## Work order
Given the records below, would you repeat exactly the lines that begin at the one containing "C–Si (1.84 Å): ρ" and end at the one containing "The unpaired spin", inclusive?

[Extracted material Boundary: Start]

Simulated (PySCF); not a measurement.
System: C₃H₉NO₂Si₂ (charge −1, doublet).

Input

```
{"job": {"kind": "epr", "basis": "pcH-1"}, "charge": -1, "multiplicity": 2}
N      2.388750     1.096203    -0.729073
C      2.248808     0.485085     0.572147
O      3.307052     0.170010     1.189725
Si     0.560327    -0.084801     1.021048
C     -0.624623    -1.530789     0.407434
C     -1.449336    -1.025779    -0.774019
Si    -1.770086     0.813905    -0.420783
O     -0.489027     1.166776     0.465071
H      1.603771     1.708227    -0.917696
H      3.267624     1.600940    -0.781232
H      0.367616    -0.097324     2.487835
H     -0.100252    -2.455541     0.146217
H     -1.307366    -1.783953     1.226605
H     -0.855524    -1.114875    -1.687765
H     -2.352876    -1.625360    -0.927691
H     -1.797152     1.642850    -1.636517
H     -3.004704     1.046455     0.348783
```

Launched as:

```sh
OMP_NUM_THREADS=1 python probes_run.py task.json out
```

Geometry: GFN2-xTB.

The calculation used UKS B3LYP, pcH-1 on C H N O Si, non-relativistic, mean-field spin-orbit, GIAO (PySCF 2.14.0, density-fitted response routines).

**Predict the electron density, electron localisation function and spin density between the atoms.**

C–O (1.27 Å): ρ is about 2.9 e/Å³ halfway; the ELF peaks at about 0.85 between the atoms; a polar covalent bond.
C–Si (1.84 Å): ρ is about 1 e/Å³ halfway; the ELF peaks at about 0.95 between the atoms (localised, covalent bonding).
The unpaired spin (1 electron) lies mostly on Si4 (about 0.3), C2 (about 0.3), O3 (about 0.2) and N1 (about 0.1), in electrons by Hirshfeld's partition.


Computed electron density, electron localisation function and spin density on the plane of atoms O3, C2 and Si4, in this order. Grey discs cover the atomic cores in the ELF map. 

[Extracted material Boundary: End]

## Answer section
C–Si (1.84 Å): ρ is about 1 e/Å³ halfway; the ELF peaks at about 0.95 between the atoms (localised, covalent bonding).
The unpaired spin (1 electron) lies mostly on Si4 (about 0.3), C2 (about 0.3), O3 (about 0.2) and N1 (about 0.1), in electrons by Hirshfeld's partition.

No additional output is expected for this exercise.